In the records below, find the line with "Method: PBE GGA, VASP's" and the line with "The absolute energy". Print both exactly, along with every line between them, and no other line.

## STORED DATA
+---+

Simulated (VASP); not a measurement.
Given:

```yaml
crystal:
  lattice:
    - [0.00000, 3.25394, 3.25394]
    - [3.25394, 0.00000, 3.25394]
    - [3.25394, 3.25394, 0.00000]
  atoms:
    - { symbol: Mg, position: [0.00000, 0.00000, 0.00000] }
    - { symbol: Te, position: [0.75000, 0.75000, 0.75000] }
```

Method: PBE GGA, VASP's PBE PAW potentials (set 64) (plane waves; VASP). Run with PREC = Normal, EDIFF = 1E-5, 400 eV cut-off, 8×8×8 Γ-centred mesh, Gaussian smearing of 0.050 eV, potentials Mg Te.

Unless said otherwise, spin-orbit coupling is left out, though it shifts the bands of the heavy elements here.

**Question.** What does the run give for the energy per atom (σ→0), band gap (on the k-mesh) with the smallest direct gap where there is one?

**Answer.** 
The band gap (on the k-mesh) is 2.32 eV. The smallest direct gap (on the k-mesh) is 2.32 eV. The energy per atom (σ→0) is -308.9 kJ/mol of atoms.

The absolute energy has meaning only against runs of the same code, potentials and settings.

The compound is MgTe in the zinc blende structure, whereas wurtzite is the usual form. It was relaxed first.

+---+

## WRITTEN REPLY
Method: PBE GGA, VASP's PBE PAW potentials (set 64) (plane waves; VASP). Run with PREC = Normal, EDIFF = 1E-5, 400 eV cut-off, 8×8×8 Γ-centred mesh, Gaussian smearing of 0.050 eV, potentials Mg Te.

Unless said otherwise, spin-orbit coupling is left out, though it shifts the bands of the heavy elements here.

**Question.** What does the run give for the energy per atom (σ→0), band gap (on the k-mesh) with the smallest direct gap where there is one?

**Answer.** 
The band gap (on the k-mesh) is 2.32 eV. The smallest direct gap (on the k-mesh) is 2.32 eV. The energy per atom (σ→0) is -308.9 kJ/mol of atoms.

The absolute energy has meaning only against runs of the same code, potentials and settings.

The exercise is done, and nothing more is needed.